::::::::

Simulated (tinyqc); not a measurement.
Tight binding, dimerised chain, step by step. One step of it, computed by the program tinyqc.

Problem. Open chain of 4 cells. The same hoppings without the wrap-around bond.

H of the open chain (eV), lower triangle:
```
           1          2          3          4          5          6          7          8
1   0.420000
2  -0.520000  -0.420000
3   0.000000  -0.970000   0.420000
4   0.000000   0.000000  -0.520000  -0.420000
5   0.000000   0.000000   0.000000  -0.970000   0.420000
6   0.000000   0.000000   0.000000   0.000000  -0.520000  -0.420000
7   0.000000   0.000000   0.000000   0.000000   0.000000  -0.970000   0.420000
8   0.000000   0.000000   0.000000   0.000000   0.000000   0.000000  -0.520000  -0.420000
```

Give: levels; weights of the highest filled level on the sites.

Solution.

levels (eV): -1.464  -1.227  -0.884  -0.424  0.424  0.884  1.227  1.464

::::::::

* Brief: Please set down the material above once more, word for word.

* Exercise output:
Simulated (tinyqc); not a measurement.
Tight binding, dimerised chain, step by step. One step of it, computed by the program tinyqc.

Problem. Open chain of 4 cells. The same hoppings without the wrap-around bond.

H of the open chain (eV), lower triangle:
```
           1          2          3          4          5          6          7          8
1   0.420000
2  -0.520000  -0.420000
3   0.000000  -0.970000   0.420000
4   0.000000   0.000000  -0.520000  -0.420000
5   0.000000   0.000000   0.000000  -0.970000   0.420000
6   0.000000   0.000000   0.000000   0.000000  -0.520000  -0.420000
7   0.000000   0.000000   0.000000   0.000000   0.000000  -0.970000   0.420000
8   0.000000   0.000000   0.000000   0.000000   0.000000   0.000000  -0.520000  -0.420000
```

Give: levels; weights of the highest filled level on the sites.

Solution.

levels (eV): -1.464  -1.227  -0.884  -0.424  0.424  0.884  1.227  1.464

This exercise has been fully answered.